__Supplied records__
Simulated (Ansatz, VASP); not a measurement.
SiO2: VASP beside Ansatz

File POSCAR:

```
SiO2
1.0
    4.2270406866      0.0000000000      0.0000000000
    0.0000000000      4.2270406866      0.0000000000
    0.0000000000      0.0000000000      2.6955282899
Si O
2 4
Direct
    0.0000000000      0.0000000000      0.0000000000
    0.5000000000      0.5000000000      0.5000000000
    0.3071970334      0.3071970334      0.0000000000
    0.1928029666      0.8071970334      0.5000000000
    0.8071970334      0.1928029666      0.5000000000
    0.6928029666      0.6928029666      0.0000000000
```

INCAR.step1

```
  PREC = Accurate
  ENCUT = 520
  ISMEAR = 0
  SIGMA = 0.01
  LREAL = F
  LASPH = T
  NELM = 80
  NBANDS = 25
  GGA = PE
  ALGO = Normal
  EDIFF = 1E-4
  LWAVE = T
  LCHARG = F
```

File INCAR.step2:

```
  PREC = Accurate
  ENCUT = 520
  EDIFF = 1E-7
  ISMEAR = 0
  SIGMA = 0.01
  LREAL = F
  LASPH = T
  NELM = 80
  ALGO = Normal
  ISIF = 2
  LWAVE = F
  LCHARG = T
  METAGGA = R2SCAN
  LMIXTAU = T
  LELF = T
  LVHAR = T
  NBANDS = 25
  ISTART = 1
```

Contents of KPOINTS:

__Action item__
Write the listing out again so that nothing in it differs from the original.

__Answer area__
Simulated (Ansatz, VASP); not a measurement.
SiO2: VASP beside Ansatz

File POSCAR:

```
SiO2
1.0
    4.2270406866      0.0000000000      0.0000000000
    0.0000000000      4.2270406866      0.0000000000
    0.0000000000      0.0000000000      2.6955282899
Si O
2 4
Direct
    0.0000000000      0.0000000000      0.0000000000
    0.5000000000      0.5000000000      0.5000000000
    0.3071970334      0.3071970334      0.0000000000
    0.1928029666      0.8071970334      0.5000000000
    0.8071970334      0.1928029666      0.5000000000
    0.6928029666      0.6928029666      0.0000000000
```

INCAR.step1

```
  PREC = Accurate
  ENCUT = 520
  ISMEAR = 0
  SIGMA = 0.01
  LREAL = F
  LASPH = T
  NELM = 80
  NBANDS = 25
  GGA = PE
  ALGO = Normal
  EDIFF = 1E-4
  LWAVE = T
  LCHARG = F
```

File INCAR.step2:

```
  PREC = Accurate
  ENCUT = 520
  EDIFF = 1E-7
  ISMEAR = 0
  SIGMA = 0.01
  LREAL = F
  LASPH = T
  NELM = 80
  ALGO = Normal
  ISIF = 2
  LWAVE = F
  LCHARG = T
  METAGGA = R2SCAN
  LMIXTAU = T
  LELF = T
  LVHAR = T
  NBANDS = 25
  ISTART = 1
```

Contents of KPOINTS:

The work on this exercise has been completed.